=== Section Start ===
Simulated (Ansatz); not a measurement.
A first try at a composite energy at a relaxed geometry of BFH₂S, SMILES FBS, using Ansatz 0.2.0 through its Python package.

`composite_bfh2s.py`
=== Section End ===

> **WORK REQUEST**: The response should be an exact copy of all the records above.

> **RESPONSE BOX**:
Simulated (Ansatz); not a measurement.
A first try at a composite energy at a relaxed geometry of BFH₂S, SMILES FBS, using Ansatz 0.2.0 through its Python package.

`composite_bfh2s.py`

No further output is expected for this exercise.